◆ WORK TASK
Return the data below exactly, stopping after the line with "- 541.7 K and".

◆ SOURCE MATERIAL
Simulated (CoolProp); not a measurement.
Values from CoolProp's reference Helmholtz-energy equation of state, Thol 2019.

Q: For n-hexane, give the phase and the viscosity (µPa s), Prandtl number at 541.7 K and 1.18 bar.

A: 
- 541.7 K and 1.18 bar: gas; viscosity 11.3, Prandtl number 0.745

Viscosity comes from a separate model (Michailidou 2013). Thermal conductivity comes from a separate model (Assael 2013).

◆ ANSWER BOX
Simulated (CoolProp); not a measurement.
Values from CoolProp's reference Helmholtz-energy equation of state, Thol 2019.

Q: For n-hexane, give the phase and the viscosity (µPa s), Prandtl number at 541.7 K and 1.18 bar.

A: 
- 541.7 K and 1.18 bar: gas; viscosity 11.3, Prandtl number 0.745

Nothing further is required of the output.